- **Information shown**:
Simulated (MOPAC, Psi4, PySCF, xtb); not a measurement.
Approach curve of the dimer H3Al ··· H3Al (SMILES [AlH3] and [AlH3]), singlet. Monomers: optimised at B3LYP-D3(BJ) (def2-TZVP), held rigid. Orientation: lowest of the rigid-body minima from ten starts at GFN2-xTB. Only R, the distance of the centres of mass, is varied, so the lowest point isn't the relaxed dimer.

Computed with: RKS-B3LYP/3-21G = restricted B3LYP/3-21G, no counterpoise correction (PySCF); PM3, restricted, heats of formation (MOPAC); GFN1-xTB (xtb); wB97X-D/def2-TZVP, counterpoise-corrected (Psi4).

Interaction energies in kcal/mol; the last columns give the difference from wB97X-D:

- **Activity**:
Copy the lines of the data above exactly as written, beginning with the line containing "Approach curve of" and ending with the line containing "Computed with: RKS-B3LYP/3-21G", and leave out all other lines.

- **Answer space**:
Approach curve of the dimer H3Al ··· H3Al (SMILES [AlH3] and [AlH3]), singlet. Monomers: optimised at B3LYP-D3(BJ) (def2-TZVP), held rigid. Orientation: lowest of the rigid-body minima from ten starts at GFN2-xTB. Only R, the distance of the centres of mass, is varied, so the lowest point isn't the relaxed dimer.

Computed with: RKS-B3LYP/3-21G = restricted B3LYP/3-21G, no counterpoise correction (PySCF); PM3, restricted, heats of formation (MOPAC); GFN1-xTB (xtb); wB97X-D/def2-TZVP, counterpoise-corrected (Psi4).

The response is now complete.